─── DATA RECORDS
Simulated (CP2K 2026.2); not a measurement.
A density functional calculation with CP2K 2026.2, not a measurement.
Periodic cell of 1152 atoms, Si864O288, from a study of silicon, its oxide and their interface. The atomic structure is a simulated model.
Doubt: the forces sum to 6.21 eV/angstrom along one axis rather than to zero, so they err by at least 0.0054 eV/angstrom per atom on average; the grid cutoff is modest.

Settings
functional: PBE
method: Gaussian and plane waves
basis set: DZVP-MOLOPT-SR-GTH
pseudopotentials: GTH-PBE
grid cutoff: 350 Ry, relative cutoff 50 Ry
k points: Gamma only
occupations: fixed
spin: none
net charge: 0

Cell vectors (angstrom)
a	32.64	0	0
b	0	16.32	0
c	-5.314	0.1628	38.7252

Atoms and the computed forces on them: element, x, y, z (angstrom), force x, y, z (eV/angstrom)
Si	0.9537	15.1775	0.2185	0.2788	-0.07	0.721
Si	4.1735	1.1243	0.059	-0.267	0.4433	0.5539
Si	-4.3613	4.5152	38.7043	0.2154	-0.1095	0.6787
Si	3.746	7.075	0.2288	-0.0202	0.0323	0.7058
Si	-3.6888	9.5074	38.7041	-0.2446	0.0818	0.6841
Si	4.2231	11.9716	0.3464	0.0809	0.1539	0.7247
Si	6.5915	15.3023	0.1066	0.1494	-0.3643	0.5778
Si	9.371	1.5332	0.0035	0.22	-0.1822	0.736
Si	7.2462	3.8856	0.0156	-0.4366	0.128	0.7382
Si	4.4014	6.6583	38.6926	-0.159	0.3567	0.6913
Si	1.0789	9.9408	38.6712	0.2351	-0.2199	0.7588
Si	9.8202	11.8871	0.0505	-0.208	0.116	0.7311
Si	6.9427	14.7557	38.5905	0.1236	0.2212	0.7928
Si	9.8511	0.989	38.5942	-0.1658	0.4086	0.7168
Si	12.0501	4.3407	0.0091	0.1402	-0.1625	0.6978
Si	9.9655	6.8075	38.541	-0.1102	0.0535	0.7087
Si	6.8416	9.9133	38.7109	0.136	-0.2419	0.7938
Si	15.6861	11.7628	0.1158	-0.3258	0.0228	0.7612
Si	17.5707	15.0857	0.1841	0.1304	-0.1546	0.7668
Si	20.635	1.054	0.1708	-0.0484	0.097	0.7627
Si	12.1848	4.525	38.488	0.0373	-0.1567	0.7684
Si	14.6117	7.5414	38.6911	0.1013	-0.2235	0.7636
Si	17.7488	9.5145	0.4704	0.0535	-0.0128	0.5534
──────

## REQUIRED ACTION
Only the lines from the start of the material through the line bearing "method: Gaussian and plane waves" are needed, restated exactly, with both end lines included.

## ANSWER SPACE
Simulated (CP2K 2026.2); not a measurement.
A density functional calculation with CP2K 2026.2, not a measurement.
Periodic cell of 1152 atoms, Si864O288, from a study of silicon, its oxide and their interface. The atomic structure is a simulated model.
Doubt: the forces sum to 6.21 eV/angstrom along one axis rather than to zero, so they err by at least 0.0054 eV/angstrom per atom on average; the grid cutoff is modest.

Settings
functional: PBE
method: Gaussian and plane waves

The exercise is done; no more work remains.